______

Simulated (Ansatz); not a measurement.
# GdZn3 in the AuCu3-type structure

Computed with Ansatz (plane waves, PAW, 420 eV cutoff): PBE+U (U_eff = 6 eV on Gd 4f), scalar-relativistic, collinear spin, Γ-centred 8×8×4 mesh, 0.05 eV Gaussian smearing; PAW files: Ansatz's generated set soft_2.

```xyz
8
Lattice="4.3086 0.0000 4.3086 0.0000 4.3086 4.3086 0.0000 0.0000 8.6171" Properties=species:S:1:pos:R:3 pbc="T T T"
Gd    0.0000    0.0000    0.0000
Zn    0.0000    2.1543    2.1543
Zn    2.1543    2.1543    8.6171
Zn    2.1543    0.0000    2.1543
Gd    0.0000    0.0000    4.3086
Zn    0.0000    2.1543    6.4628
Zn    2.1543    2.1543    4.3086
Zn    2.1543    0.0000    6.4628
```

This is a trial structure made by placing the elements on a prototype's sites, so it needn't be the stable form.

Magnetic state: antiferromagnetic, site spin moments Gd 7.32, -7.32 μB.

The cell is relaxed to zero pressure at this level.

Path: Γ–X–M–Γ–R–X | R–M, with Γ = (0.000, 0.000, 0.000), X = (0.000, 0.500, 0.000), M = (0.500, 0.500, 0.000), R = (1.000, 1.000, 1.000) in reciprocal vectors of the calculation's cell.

______

Requirement:
Give back each entry so that it matches the original word for word.

Problem solution:
Simulated (Ansatz); not a measurement.
# GdZn3 in the AuCu3-type structure

Computed with Ansatz (plane waves, PAW, 420 eV cutoff): PBE+U (U_eff = 6 eV on Gd 4f), scalar-relativistic, collinear spin, Γ-centred 8×8×4 mesh, 0.05 eV Gaussian smearing; PAW files: Ansatz's generated set soft_2.

```xyz
8
Lattice="4.3086 0.0000 4.3086 0.0000 4.3086 4.3086 0.0000 0.0000 8.6171" Properties=species:S:1:pos:R:3 pbc="T T T"
Gd    0.0000    0.0000    0.0000
Zn    0.0000    2.1543    2.1543
Zn    2.1543    2.1543    8.6171
Zn    2.1543    0.0000    2.1543
Gd    0.0000    0.0000    4.3086
Zn    0.0000    2.1543    6.4628
Zn    2.1543    2.1543    4.3086
Zn    2.1543    0.0000    6.4628
```

This is a trial structure made by placing the elements on a prototype's sites, so it needn't be the stable form.

Magnetic state: antiferromagnetic, site spin moments Gd 7.32, -7.32 μB.

The cell is relaxed to zero pressure at this level.

Path: Γ–X–M–Γ–R–X | R–M, with Γ = (0.000, 0.000, 0.000), X = (0.000, 0.500, 0.000), M = (0.500, 0.500, 0.000), R = (1.000, 1.000, 1.000) in reciprocal vectors of the calculation's cell.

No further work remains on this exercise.